Information supplied —
_ _ _ _ _ _ _
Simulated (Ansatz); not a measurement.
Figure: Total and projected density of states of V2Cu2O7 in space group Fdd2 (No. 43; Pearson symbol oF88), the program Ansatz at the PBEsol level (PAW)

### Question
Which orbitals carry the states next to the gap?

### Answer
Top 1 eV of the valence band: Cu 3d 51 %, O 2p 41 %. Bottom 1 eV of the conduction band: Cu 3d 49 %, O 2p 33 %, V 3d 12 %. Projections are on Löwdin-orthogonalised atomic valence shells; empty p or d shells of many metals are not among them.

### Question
_ _ _ _ _ _ _

Repeat the whole of the data verbatim, as it reads above.

Simulated (Ansatz); not a measurement.
Figure: Total and projected density of states of V2Cu2O7 in space group Fdd2 (No. 43; Pearson symbol oF88), the program Ansatz at the PBEsol level (PAW)

### Question
Which orbitals carry the states next to the gap?

### Answer
Top 1 eV of the valence band: Cu 3d 51 %, O 2p 41 %. Bottom 1 eV of the conduction band: Cu 3d 49 %, O 2p 33 %, V 3d 12 %. Projections are on Löwdin-orthogonalised atomic valence shells; empty p or d shells of many metals are not among them.

### Question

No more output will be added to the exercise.